* **Work task**
Reproduce the top of the data verbatim, through and including the line that contains "Q: Estimate the dipole moment.".

* **Data shown**
_ _ _
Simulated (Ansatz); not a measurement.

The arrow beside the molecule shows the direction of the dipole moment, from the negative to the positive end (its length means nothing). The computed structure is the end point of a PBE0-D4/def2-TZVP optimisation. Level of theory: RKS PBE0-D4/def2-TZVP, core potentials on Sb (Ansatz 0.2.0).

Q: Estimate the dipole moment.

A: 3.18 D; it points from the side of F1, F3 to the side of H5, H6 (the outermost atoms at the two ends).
_ _ _

* **Answer box**
Simulated (Ansatz); not a measurement.

The arrow beside the molecule shows the direction of the dipole moment, from the negative to the positive end (its length means nothing). The computed structure is the end point of a PBE0-D4/def2-TZVP optimisation. Level of theory: RKS PBE0-D4/def2-TZVP, core potentials on Sb (Ansatz 0.2.0).

Q: Estimate the dipole moment.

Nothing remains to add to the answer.